- **BRIEF**: Retype every record exactly as it appears.

*** EXCERPTED RECORDS Section Begins ***
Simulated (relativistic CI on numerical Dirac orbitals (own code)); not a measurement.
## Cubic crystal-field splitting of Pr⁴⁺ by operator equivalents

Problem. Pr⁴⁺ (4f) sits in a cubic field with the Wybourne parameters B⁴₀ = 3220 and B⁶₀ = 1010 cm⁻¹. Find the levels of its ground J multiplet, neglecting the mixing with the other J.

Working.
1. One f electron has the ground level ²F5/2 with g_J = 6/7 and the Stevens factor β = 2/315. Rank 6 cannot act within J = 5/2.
*** EXCERPTED RECORDS Section Ends ***

- **TASK ANSWER**:
Simulated (relativistic CI on numerical Dirac orbitals (own code)); not a measurement.
## Cubic crystal-field splitting of Pr⁴⁺ by operator equivalents

Problem. Pr⁴⁺ (4f) sits in a cubic field with the Wybourne parameters B⁴₀ = 3220 and B⁶₀ = 1010 cm⁻¹. Find the levels of its ground J multiplet, neglecting the mixing with the other J.

Working.
1. One f electron has the ground level ²F5/2 with g_J = 6/7 and the Stevens factor β = 2/315. Rank 6 cannot act within J = 5/2.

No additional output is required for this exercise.